• _REQUIREMENT_
Only one stretch of the data below should be repeated: the lines from the line containing "# NaI (Fm-3m) in VASP: notebook" through the line containing "Symmetry: Fm-3m, No.", inclusive, exactly as they are.

************

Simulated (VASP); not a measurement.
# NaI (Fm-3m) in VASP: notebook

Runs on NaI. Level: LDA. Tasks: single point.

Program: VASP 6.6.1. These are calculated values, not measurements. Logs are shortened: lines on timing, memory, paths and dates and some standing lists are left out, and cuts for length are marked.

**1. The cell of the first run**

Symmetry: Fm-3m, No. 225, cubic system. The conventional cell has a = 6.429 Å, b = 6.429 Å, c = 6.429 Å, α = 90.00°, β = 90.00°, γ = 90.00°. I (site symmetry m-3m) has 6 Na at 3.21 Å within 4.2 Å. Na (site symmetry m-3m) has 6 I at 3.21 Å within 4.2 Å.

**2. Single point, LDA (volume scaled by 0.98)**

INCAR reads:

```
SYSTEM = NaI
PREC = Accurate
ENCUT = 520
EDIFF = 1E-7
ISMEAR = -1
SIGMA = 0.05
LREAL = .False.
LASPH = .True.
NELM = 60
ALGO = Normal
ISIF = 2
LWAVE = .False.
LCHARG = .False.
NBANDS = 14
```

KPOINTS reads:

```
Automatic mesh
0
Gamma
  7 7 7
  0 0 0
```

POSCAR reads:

************

• _EXERCISE ANSWER_
# NaI (Fm-3m) in VASP: notebook

Runs on NaI. Level: LDA. Tasks: single point.

Program: VASP 6.6.1. These are calculated values, not measurements. Logs are shortened: lines on timing, memory, paths and dates and some standing lists are left out, and cuts for length are marked.

**1. The cell of the first run**

Symmetry: Fm-3m, No. 225, cubic system. The conventional cell has a = 6.429 Å, b = 6.429 Å, c = 6.429 Å, α = 90.00°, β = 90.00°, γ = 90.00°. I (site symmetry m-3m) has 6 Na at 3.21 Å within 4.2 Å. Na (site symmetry m-3m) has 6 I at 3.21 Å within 4.2 Å.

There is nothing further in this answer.